• _Exercise_: Retype, exactly as they appear below, the lines between the line holding "and atoms |" and the line holding "Solution. Over 10", both ends included.

☆ ☆ ☆ ☆ ☆ ☆ ☆

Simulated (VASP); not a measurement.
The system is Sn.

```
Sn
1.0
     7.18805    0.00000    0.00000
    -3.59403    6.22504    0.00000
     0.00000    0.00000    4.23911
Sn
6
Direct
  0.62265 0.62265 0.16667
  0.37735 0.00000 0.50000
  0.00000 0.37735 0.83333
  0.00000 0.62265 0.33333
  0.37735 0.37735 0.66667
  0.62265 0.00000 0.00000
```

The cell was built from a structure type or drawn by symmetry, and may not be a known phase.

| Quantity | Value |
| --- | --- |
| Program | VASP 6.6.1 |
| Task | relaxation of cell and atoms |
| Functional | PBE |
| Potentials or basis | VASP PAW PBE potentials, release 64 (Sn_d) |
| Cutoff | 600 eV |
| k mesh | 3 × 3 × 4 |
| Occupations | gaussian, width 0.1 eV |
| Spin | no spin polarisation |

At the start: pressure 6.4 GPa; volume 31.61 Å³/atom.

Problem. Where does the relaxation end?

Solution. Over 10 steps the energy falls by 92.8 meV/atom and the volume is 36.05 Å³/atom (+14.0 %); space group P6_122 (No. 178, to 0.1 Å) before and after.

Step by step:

☆ ☆ ☆ ☆ ☆ ☆ ☆

• _Written solution_:
| Task | relaxation of cell and atoms |
| Functional | PBE |
| Potentials or basis | VASP PAW PBE potentials, release 64 (Sn_d) |
| Cutoff | 600 eV |
| k mesh | 3 × 3 × 4 |
| Occupations | gaussian, width 0.1 eV |
| Spin | no spin polarisation |

At the start: pressure 6.4 GPa; volume 31.61 Å³/atom.

Problem. Where does the relaxation end?

Solution. Over 10 steps the energy falls by 92.8 meV/atom and the volume is 36.05 Å³/atom (+14.0 %); space group P6_122 (No. 178, to 0.1 Å) before and after.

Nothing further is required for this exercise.